GIVEN DATA:
##########

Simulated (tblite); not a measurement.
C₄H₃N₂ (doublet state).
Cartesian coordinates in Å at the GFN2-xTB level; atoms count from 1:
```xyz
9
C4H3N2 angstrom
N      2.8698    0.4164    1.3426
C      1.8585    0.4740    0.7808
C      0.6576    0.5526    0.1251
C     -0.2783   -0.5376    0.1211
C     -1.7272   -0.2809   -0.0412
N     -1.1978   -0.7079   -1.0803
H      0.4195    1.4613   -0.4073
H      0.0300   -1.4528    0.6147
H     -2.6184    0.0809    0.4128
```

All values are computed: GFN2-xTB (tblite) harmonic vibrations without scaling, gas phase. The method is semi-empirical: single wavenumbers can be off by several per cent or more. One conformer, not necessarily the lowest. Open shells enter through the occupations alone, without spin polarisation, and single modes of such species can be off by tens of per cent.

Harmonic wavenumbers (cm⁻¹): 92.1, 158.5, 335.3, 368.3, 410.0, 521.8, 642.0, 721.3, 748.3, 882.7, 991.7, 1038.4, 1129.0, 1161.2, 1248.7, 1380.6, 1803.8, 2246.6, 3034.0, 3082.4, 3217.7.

##########

WORK REQUEST: Give back the entries exactly, so that each line matches the original.

TASK SOLUTION:
Simulated (tblite); not a measurement.
C₄H₃N₂ (doublet state).
Cartesian coordinates in Å at the GFN2-xTB level; atoms count from 1:
```xyz
9
C4H3N2 angstrom
N      2.8698    0.4164    1.3426
C      1.8585    0.4740    0.7808
C      0.6576    0.5526    0.1251
C     -0.2783   -0.5376    0.1211
C     -1.7272   -0.2809   -0.0412
N     -1.1978   -0.7079   -1.0803
H      0.4195    1.4613   -0.4073
H      0.0300   -1.4528    0.6147
H     -2.6184    0.0809    0.4128
```

All values are computed: GFN2-xTB (tblite) harmonic vibrations without scaling, gas phase. The method is semi-empirical: single wavenumbers can be off by several per cent or more. One conformer, not necessarily the lowest. Open shells enter through the occupations alone, without spin polarisation, and single modes of such species can be off by tens of per cent.

Harmonic wavenumbers (cm⁻¹): 92.1, 158.5, 335.3, 368.3, 410.0, 521.8, 642.0, 721.3, 748.3, 882.7, 991.7, 1038.4, 1129.0, 1161.2, 1248.7, 1380.6, 1803.8, 2246.6, 3034.0, 3082.4, 3217.7.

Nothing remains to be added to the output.